◆ **WORK ITEM**
Write the data out again, matching every line exactly.

======

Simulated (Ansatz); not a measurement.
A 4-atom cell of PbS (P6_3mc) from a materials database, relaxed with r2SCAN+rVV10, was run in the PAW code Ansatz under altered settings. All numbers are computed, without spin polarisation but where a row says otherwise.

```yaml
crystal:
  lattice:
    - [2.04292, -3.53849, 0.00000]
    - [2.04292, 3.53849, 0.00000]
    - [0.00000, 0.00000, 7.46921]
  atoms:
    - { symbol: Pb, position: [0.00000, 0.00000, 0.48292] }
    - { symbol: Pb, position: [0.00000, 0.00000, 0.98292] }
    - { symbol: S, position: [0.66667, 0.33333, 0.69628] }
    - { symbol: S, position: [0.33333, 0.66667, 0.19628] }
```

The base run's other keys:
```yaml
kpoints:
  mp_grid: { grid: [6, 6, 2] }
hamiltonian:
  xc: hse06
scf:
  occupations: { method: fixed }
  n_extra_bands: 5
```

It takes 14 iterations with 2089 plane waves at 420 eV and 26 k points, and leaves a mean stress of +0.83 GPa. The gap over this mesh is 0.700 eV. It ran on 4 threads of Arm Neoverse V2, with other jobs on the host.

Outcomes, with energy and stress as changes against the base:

======

◆ **RESULT**
Simulated (Ansatz); not a measurement.
A 4-atom cell of PbS (P6_3mc) from a materials database, relaxed with r2SCAN+rVV10, was run in the PAW code Ansatz under altered settings. All numbers are computed, without spin polarisation but where a row says otherwise.

```yaml
crystal:
  lattice:
    - [2.04292, -3.53849, 0.00000]
    - [2.04292, 3.53849, 0.00000]
    - [0.00000, 0.00000, 7.46921]
  atoms:
    - { symbol: Pb, position: [0.00000, 0.00000, 0.48292] }
    - { symbol: Pb, position: [0.00000, 0.00000, 0.98292] }
    - { symbol: S, position: [0.66667, 0.33333, 0.69628] }
    - { symbol: S, position: [0.33333, 0.66667, 0.19628] }
```

The base run's other keys:
```yaml
kpoints:
  mp_grid: { grid: [6, 6, 2] }
hamiltonian:
  xc: hse06
scf:
  occupations: { method: fixed }
  n_extra_bands: 5
```

It takes 14 iterations with 2089 plane waves at 420 eV and 26 k points, and leaves a mean stress of +0.83 GPa. The gap over this mesh is 0.700 eV. It ran on 4 threads of Arm Neoverse V2, with other jobs on the host.

Outcomes, with energy and stress as changes against the base:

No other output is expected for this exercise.